> _Assigned task_: Please set down the listing exactly, from the first line to the last.

> _Data for analysis_:
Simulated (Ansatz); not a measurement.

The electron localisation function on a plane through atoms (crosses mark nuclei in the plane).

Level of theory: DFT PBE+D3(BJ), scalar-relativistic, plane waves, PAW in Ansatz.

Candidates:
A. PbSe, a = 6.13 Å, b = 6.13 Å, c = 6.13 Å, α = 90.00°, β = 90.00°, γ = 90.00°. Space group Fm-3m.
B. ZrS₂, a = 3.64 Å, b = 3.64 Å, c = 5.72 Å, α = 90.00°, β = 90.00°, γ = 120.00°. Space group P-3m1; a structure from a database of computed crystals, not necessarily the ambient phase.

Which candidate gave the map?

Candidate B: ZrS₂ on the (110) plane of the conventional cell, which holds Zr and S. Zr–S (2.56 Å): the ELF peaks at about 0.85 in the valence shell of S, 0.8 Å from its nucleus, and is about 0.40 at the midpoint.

> _Answer space_:
Simulated (Ansatz); not a measurement.

The electron localisation function on a plane through atoms (crosses mark nuclei in the plane).

Level of theory: DFT PBE+D3(BJ), scalar-relativistic, plane waves, PAW in Ansatz.

Candidates:
A. PbSe, a = 6.13 Å, b = 6.13 Å, c = 6.13 Å, α = 90.00°, β = 90.00°, γ = 90.00°. Space group Fm-3m.
B. ZrS₂, a = 3.64 Å, b = 3.64 Å, c = 5.72 Å, α = 90.00°, β = 90.00°, γ = 120.00°. Space group P-3m1; a structure from a database of computed crystals, not necessarily the ambient phase.

Which candidate gave the map?

Candidate B: ZrS₂ on the (110) plane of the conventional cell, which holds Zr and S. Zr–S (2.56 Å): the ELF peaks at about 0.85 in the valence shell of S, 0.8 Å from its nucleus, and is about 0.40 at the midpoint.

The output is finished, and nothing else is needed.